• Data under study:
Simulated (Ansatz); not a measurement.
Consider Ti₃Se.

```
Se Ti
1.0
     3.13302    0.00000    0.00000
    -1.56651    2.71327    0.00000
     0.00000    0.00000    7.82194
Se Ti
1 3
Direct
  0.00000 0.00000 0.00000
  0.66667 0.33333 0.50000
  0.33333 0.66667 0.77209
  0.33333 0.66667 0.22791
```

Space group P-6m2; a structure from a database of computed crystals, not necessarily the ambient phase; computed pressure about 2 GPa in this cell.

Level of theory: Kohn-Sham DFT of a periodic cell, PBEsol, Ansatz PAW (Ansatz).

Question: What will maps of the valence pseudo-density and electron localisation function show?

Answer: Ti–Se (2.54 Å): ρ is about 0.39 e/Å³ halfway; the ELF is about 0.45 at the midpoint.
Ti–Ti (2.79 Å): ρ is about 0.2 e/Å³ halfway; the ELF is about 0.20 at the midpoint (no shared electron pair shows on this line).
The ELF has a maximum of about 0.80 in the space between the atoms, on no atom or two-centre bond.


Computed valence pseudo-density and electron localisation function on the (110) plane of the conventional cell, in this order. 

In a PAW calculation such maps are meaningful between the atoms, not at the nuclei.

• Work order:
Reproduce all the records, exactly and in full.

• Exercise answer:
Simulated (Ansatz); not a measurement.
Consider Ti₃Se.

```
Se Ti
1.0
     3.13302    0.00000    0.00000
    -1.56651    2.71327    0.00000
     0.00000    0.00000    7.82194
Se Ti
1 3
Direct
  0.00000 0.00000 0.00000
  0.66667 0.33333 0.50000
  0.33333 0.66667 0.77209
  0.33333 0.66667 0.22791
```

Space group P-6m2; a structure from a database of computed crystals, not necessarily the ambient phase; computed pressure about 2 GPa in this cell.

Level of theory: Kohn-Sham DFT of a periodic cell, PBEsol, Ansatz PAW (Ansatz).

Question: What will maps of the valence pseudo-density and electron localisation function show?

Answer: Ti–Se (2.54 Å): ρ is about 0.39 e/Å³ halfway; the ELF is about 0.45 at the midpoint.
Ti–Ti (2.79 Å): ρ is about 0.2 e/Å³ halfway; the ELF is about 0.20 at the midpoint (no shared electron pair shows on this line).
The ELF has a maximum of about 0.80 in the space between the atoms, on no atom or two-centre bond.


Computed valence pseudo-density and electron localisation function on the (110) plane of the conventional cell, in this order. 

In a PAW calculation such maps are meaningful between the atoms, not at the nuclei.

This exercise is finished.